# Requirement:
Word for word, reproduce every line of the data.

[[ Data extract open ]]

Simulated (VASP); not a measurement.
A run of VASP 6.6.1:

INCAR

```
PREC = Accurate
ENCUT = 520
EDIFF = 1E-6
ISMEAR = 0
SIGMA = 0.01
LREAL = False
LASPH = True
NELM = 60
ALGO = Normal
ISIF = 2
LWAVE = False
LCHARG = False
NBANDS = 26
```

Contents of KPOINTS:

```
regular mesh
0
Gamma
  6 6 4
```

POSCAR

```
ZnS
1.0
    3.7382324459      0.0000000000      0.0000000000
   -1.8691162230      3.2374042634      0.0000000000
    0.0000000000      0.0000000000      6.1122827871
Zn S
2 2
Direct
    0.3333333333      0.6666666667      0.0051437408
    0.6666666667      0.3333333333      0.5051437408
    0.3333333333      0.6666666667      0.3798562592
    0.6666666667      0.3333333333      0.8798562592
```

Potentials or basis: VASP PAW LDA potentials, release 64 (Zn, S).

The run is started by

[[ Data extract closed ]]

# Task result:
Simulated (VASP); not a measurement.
A run of VASP 6.6.1:

INCAR

```
PREC = Accurate
ENCUT = 520
EDIFF = 1E-6
ISMEAR = 0
SIGMA = 0.01
LREAL = False
LASPH = True
NELM = 60
ALGO = Normal
ISIF = 2
LWAVE = False
LCHARG = False
NBANDS = 26
```

Contents of KPOINTS:

```
regular mesh
0
Gamma
  6 6 4
```

POSCAR

```
ZnS
1.0
    3.7382324459      0.0000000000      0.0000000000
   -1.8691162230      3.2374042634      0.0000000000
    0.0000000000      0.0000000000      6.1122827871
Zn S
2 2
Direct
    0.3333333333      0.6666666667      0.0051437408
    0.6666666667      0.3333333333      0.5051437408
    0.3333333333      0.6666666667      0.3798562592
    0.6666666667      0.3333333333      0.8798562592
```

Potentials or basis: VASP PAW LDA potentials, release 64 (Zn, S).

The run is started by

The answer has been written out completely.